### Work task
Give back an exact copy of the lines in the records below, from the line that has "64 (Ba_sv) |" through the line that has "before and after.", and nothing besides.

____ Data section

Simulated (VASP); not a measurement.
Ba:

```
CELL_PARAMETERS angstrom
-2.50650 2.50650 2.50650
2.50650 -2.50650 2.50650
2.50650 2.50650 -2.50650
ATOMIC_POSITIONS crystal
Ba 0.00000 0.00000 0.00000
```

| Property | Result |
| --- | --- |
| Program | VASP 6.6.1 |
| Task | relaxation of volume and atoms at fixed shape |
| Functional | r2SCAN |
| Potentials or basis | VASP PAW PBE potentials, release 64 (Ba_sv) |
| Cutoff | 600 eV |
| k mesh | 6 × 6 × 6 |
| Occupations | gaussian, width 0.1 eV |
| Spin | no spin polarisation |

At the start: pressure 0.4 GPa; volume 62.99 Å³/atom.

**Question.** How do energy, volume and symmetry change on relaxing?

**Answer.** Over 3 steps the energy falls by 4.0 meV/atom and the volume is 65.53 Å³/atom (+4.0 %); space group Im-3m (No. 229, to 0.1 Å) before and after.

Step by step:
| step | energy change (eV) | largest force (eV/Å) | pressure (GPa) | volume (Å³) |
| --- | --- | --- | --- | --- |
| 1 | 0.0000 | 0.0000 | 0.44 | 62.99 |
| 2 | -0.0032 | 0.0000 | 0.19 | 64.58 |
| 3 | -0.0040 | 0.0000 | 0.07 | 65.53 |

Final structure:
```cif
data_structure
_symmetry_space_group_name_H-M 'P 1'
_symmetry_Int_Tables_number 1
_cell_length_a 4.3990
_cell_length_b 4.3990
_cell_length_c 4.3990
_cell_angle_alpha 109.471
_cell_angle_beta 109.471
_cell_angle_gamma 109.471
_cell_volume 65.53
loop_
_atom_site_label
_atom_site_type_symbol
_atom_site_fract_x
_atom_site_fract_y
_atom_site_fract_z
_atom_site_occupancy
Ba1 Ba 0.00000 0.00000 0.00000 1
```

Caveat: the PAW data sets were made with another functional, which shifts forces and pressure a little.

________

### Task output
| Potentials or basis | VASP PAW PBE potentials, release 64 (Ba_sv) |
| Cutoff | 600 eV |
| k mesh | 6 × 6 × 6 |
| Occupations | gaussian, width 0.1 eV |
| Spin | no spin polarisation |

At the start: pressure 0.4 GPa; volume 62.99 Å³/atom.

**Question.** How do energy, volume and symmetry change on relaxing?

**Answer.** Over 3 steps the energy falls by 4.0 meV/atom and the volume is 65.53 Å³/atom (+4.0 %); space group Im-3m (No. 229, to 0.1 Å) before and after.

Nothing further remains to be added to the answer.